- _Action item_
The whole listing should be given back without any alteration.

- _Excerpted data_
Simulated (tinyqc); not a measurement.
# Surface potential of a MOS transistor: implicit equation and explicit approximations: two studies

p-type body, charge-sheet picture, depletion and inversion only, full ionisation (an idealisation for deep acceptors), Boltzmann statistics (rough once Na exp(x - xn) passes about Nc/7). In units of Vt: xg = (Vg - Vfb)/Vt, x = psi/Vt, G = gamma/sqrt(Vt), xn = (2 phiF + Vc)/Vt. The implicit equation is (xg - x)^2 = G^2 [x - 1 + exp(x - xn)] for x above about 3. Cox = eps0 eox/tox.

- _Written response_
Simulated (tinyqc); not a measurement.
# Surface potential of a MOS transistor: implicit equation and explicit approximations: two studies

p-type body, charge-sheet picture, depletion and inversion only, full ionisation (an idealisation for deep acceptors), Boltzmann statistics (rough once Na exp(x - xn) passes about Nc/7). In units of Vt: xg = (Vg - Vfb)/Vt, x = psi/Vt, G = gamma/sqrt(Vt), xn = (2 phiF + Vc)/Vt. The implicit equation is (xg - x)^2 = G^2 [x - 1 + exp(x - xn)] for x above about 3. Cox = eps0 eox/tox.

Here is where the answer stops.